Assignment
Your answer must repeat the full listing, line for line.

· · · ·
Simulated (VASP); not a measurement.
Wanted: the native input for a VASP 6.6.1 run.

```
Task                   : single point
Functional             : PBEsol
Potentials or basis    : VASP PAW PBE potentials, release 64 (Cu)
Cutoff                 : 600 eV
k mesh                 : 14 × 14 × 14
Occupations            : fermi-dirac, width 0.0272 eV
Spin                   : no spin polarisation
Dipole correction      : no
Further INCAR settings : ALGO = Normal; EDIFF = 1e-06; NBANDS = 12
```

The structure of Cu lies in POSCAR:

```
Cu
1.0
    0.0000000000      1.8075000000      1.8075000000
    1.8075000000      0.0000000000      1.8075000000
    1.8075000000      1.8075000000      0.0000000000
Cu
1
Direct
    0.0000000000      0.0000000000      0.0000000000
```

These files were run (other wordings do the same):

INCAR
· · · ·

Exercise solution
Simulated (VASP); not a measurement.
Wanted: the native input for a VASP 6.6.1 run.

```
Task                   : single point
Functional             : PBEsol
Potentials or basis    : VASP PAW PBE potentials, release 64 (Cu)
Cutoff                 : 600 eV
k mesh                 : 14 × 14 × 14
Occupations            : fermi-dirac, width 0.0272 eV
Spin                   : no spin polarisation
Dipole correction      : no
Further INCAR settings : ALGO = Normal; EDIFF = 1e-06; NBANDS = 12
```

The structure of Cu lies in POSCAR:

```
Cu
1.0
    0.0000000000      1.8075000000      1.8075000000
    1.8075000000      0.0000000000      1.8075000000
    1.8075000000      1.8075000000      0.0000000000
Cu
1
Direct
    0.0000000000      0.0000000000      0.0000000000
```

These files were run (other wordings do the same):

INCAR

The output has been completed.